▬▬▬▬▬▬
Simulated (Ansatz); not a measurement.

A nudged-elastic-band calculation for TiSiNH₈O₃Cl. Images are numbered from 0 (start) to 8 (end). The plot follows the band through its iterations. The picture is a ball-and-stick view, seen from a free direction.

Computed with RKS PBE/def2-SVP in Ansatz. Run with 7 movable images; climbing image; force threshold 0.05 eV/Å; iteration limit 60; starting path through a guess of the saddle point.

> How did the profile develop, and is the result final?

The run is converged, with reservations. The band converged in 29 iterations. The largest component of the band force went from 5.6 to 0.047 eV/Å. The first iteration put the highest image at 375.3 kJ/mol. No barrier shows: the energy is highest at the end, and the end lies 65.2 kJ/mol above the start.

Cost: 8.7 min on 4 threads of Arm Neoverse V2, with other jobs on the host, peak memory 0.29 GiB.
▬▬▬▬▬▬

WORK TASK ▸ Would you return each line of the material above, unchanged, from the first one through the line where "The run is converged, with" appears?

ANSWER AREA ▸
Simulated (Ansatz); not a measurement.

A nudged-elastic-band calculation for TiSiNH₈O₃Cl. Images are numbered from 0 (start) to 8 (end). The plot follows the band through its iterations. The picture is a ball-and-stick view, seen from a free direction.

Computed with RKS PBE/def2-SVP in Ansatz. Run with 7 movable images; climbing image; force threshold 0.05 eV/Å; iteration limit 60; starting path through a guess of the saddle point.

> How did the profile develop, and is the result final?

The run is converged, with reservations. The band converged in 29 iterations. The largest component of the band force went from 5.6 to 0.047 eV/Å. The first iteration put the highest image at 375.3 kJ/mol. No barrier shows: the energy is highest at the end, and the end lies 65.2 kJ/mol above the start.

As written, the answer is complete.